Top of Recorded data

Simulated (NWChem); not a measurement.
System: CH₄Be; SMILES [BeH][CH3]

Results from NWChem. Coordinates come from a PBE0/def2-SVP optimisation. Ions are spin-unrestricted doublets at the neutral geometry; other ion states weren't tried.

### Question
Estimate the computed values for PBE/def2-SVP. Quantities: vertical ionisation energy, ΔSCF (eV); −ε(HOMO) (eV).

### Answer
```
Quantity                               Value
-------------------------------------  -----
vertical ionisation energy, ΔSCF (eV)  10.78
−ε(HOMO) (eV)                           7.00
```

Bottom of Recorded data

• Required action: Start with the first line. Please copy exactly each line of the listing through the one with "### Question", including it.

• Exercise output:
Simulated (NWChem); not a measurement.
System: CH₄Be; SMILES [BeH][CH3]

Results from NWChem. Coordinates come from a PBE0/def2-SVP optimisation. Ions are spin-unrestricted doublets at the neutral geometry; other ion states weren't tried.

### Question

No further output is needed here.